Output, word for word, every line from the start of the listing down to and including the line that contains "Computed with Ansatz"; include nothing else.

* * * * *

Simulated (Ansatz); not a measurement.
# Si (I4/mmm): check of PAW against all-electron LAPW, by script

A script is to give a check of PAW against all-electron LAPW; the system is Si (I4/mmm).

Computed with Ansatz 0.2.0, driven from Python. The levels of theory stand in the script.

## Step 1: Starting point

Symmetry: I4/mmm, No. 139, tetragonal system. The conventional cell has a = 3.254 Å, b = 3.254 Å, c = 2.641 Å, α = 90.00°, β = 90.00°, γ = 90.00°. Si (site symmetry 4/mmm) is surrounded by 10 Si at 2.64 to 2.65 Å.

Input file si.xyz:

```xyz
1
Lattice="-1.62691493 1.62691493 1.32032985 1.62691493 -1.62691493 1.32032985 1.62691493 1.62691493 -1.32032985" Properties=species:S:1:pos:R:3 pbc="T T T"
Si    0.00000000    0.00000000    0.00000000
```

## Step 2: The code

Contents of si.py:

* * * * *

▶ **Answer box**:
Simulated (Ansatz); not a measurement.
# Si (I4/mmm): check of PAW against all-electron LAPW, by script

A script is to give a check of PAW against all-electron LAPW; the system is Si (I4/mmm).

Computed with Ansatz 0.2.0, driven from Python. The levels of theory stand in the script.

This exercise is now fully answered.